• **Data**
###

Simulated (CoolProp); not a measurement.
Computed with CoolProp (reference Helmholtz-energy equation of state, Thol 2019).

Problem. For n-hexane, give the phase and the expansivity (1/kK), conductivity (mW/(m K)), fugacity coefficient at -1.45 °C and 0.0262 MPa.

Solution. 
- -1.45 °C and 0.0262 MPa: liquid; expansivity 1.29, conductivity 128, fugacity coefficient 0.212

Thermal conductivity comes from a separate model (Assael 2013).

###

• **Requirement**
Repeat, word for word, all of the data shown above.

• **Exercise response**
Simulated (CoolProp); not a measurement.
Computed with CoolProp (reference Helmholtz-energy equation of state, Thol 2019).

Problem. For n-hexane, give the phase and the expansivity (1/kK), conductivity (mW/(m K)), fugacity coefficient at -1.45 °C and 0.0262 MPa.

Solution. 
- -1.45 °C and 0.0262 MPa: liquid; expansivity 1.29, conductivity 128, fugacity coefficient 0.212

Thermal conductivity comes from a separate model (Assael 2013).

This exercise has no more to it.